From the first line to the last, print the data exactly as it appears.

──────── SUPPLIED INFORMATION

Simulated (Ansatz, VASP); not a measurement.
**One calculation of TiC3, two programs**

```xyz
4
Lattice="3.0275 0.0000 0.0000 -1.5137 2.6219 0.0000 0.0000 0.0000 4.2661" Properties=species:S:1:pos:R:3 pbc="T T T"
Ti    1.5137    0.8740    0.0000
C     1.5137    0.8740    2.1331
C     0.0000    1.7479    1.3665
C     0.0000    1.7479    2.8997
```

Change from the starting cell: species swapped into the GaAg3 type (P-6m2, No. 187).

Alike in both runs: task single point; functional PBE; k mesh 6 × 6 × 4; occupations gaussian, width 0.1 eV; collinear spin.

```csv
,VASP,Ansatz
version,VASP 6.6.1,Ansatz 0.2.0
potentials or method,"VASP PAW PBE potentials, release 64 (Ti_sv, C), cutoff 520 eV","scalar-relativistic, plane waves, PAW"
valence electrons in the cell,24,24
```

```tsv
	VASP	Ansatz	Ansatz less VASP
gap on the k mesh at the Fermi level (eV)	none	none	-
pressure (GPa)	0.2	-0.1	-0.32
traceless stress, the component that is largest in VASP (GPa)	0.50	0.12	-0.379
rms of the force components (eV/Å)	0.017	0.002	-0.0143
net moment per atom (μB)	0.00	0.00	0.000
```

────────────────

(REPLY)
Simulated (Ansatz, VASP); not a measurement.
**One calculation of TiC3, two programs**

```xyz
4
Lattice="3.0275 0.0000 0.0000 -1.5137 2.6219 0.0000 0.0000 0.0000 4.2661" Properties=species:S:1:pos:R:3 pbc="T T T"
Ti    1.5137    0.8740    0.0000
C     1.5137    0.8740    2.1331
C     0.0000    1.7479    1.3665
C     0.0000    1.7479    2.8997
```

Change from the starting cell: species swapped into the GaAg3 type (P-6m2, No. 187).

Alike in both runs: task single point; functional PBE; k mesh 6 × 6 × 4; occupations gaussian, width 0.1 eV; collinear spin.

```csv
,VASP,Ansatz
version,VASP 6.6.1,Ansatz 0.2.0
potentials or method,"VASP PAW PBE potentials, release 64 (Ti_sv, C), cutoff 520 eV","scalar-relativistic, plane waves, PAW"
valence electrons in the cell,24,24
```

```tsv
	VASP	Ansatz	Ansatz less VASP
gap on the k mesh at the Fermi level (eV)	none	none	-
pressure (GPa)	0.2	-0.1	-0.32
traceless stress, the component that is largest in VASP (GPa)	0.50	0.12	-0.379
rms of the force components (eV/Å)	0.017	0.002	-0.0143
net moment per atom (μB)	0.00	0.00	0.000
```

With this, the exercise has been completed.